Copy the data exactly. No line may be skipped.

### Data under study ###
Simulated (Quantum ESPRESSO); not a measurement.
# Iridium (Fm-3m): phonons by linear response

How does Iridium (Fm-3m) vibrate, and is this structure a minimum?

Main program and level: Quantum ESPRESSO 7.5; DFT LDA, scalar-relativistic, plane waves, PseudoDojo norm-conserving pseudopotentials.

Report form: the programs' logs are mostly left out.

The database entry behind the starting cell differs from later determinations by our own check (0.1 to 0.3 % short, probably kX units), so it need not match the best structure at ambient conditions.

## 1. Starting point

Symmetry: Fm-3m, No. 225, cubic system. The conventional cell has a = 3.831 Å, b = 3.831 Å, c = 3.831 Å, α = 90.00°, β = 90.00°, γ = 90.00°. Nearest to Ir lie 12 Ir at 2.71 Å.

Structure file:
###

* _Your solution_:
Simulated (Quantum ESPRESSO); not a measurement.
# Iridium (Fm-3m): phonons by linear response

How does Iridium (Fm-3m) vibrate, and is this structure a minimum?

Main program and level: Quantum ESPRESSO 7.5; DFT LDA, scalar-relativistic, plane waves, PseudoDojo norm-conserving pseudopotentials.

Report form: the programs' logs are mostly left out.

The database entry behind the starting cell differs from later determinations by our own check (0.1 to 0.3 % short, probably kX units), so it need not match the best structure at ambient conditions.

## 1. Starting point

Symmetry: Fm-3m, No. 225, cubic system. The conventional cell has a = 3.831 Å, b = 3.831 Å, c = 3.831 Å, α = 90.00°, β = 90.00°, γ = 90.00°. Nearest to Ir lie 12 Ir at 2.71 Å.

Structure file:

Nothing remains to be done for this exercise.